++++ Information provided ++++

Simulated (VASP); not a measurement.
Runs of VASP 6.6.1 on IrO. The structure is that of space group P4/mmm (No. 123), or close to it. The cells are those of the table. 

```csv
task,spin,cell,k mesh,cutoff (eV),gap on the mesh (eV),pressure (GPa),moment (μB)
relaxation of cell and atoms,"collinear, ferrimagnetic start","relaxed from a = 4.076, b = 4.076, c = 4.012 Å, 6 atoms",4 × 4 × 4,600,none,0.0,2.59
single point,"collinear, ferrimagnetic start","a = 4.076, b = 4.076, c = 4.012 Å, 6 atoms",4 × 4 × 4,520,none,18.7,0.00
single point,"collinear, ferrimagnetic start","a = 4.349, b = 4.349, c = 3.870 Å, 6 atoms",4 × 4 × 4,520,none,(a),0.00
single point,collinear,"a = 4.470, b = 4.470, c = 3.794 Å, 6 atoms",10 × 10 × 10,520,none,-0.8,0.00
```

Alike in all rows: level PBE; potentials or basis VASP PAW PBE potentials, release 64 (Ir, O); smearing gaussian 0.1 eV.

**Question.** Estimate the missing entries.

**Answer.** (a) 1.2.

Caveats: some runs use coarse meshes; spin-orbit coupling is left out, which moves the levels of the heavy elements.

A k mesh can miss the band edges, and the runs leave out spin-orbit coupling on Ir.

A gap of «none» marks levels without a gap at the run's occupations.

++++

■ Brief:
Up to and including the line with "A k mesh can", please return the records exactly, beginning from their first line.

■ Expected answer:
Simulated (VASP); not a measurement.
Runs of VASP 6.6.1 on IrO. The structure is that of space group P4/mmm (No. 123), or close to it. The cells are those of the table. 

```csv
task,spin,cell,k mesh,cutoff (eV),gap on the mesh (eV),pressure (GPa),moment (μB)
relaxation of cell and atoms,"collinear, ferrimagnetic start","relaxed from a = 4.076, b = 4.076, c = 4.012 Å, 6 atoms",4 × 4 × 4,600,none,0.0,2.59
single point,"collinear, ferrimagnetic start","a = 4.076, b = 4.076, c = 4.012 Å, 6 atoms",4 × 4 × 4,520,none,18.7,0.00
single point,"collinear, ferrimagnetic start","a = 4.349, b = 4.349, c = 3.870 Å, 6 atoms",4 × 4 × 4,520,none,(a),0.00
single point,collinear,"a = 4.470, b = 4.470, c = 3.794 Å, 6 atoms",10 × 10 × 10,520,none,-0.8,0.00
```

Alike in all rows: level PBE; potentials or basis VASP PAW PBE potentials, release 64 (Ir, O); smearing gaussian 0.1 eV.

**Question.** Estimate the missing entries.

**Answer.** (a) 1.2.

Caveats: some runs use coarse meshes; spin-orbit coupling is left out, which moves the levels of the heavy elements.

A k mesh can miss the band edges, and the runs leave out spin-orbit coupling on Ir.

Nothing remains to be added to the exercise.